§ REQUIREMENT:
Take the lines below beginning at the line that has "Aim: at which" and stopping after the line that has "## Step 1: The starting structure", and print them exactly as they are, with no other lines.

§ MATERIAL SUPPLIED:
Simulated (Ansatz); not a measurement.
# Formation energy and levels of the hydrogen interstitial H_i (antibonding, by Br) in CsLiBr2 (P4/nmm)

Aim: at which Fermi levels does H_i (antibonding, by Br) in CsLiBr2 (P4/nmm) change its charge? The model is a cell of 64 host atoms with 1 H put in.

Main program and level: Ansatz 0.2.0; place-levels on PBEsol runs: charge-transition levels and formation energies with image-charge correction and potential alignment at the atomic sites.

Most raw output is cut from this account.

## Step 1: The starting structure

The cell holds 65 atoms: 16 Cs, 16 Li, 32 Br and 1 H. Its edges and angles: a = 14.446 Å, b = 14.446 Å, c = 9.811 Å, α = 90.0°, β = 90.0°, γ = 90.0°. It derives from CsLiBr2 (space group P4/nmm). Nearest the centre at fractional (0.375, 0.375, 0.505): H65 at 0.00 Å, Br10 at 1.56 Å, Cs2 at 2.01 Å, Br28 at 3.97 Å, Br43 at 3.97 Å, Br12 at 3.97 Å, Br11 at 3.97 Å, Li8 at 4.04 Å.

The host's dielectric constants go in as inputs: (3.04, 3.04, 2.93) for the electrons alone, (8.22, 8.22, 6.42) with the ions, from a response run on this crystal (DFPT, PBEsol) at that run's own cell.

§ REPLY:
Aim: at which Fermi levels does H_i (antibonding, by Br) in CsLiBr2 (P4/nmm) change its charge? The model is a cell of 64 host atoms with 1 H put in.

Main program and level: Ansatz 0.2.0; place-levels on PBEsol runs: charge-transition levels and formation energies with image-charge correction and potential alignment at the atomic sites.

Most raw output is cut from this account.

## Step 1: The starting structure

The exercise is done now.